# Work request:
Exactly as written, output each of the entries below.

━━━━━━━━━━━━━━━━━━━━
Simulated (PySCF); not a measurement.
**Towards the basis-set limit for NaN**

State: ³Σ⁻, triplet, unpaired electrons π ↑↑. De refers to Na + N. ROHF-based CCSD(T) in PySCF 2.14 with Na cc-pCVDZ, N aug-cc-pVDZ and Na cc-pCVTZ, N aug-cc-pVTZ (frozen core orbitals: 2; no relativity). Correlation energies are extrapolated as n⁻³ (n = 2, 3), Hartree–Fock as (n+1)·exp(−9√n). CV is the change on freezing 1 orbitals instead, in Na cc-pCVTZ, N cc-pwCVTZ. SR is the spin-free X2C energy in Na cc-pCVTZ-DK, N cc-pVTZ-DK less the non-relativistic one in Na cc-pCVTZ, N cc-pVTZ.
━━━━━━━━━━━━━━━━━━━━

# Expected answer:
Simulated (PySCF); not a measurement.
**Towards the basis-set limit for NaN**

State: ³Σ⁻, triplet, unpaired electrons π ↑↑. De refers to Na + N. ROHF-based CCSD(T) in PySCF 2.14 with Na cc-pCVDZ, N aug-cc-pVDZ and Na cc-pCVTZ, N aug-cc-pVTZ (frozen core orbitals: 2; no relativity). Correlation energies are extrapolated as n⁻³ (n = 2, 3), Hartree–Fock as (n+1)·exp(−9√n). CV is the change on freezing 1 orbitals instead, in Na cc-pCVTZ, N cc-pwCVTZ. SR is the spin-free X2C energy in Na cc-pCVTZ-DK, N cc-pVTZ-DK less the non-relativistic one in Na cc-pCVTZ, N cc-pVTZ.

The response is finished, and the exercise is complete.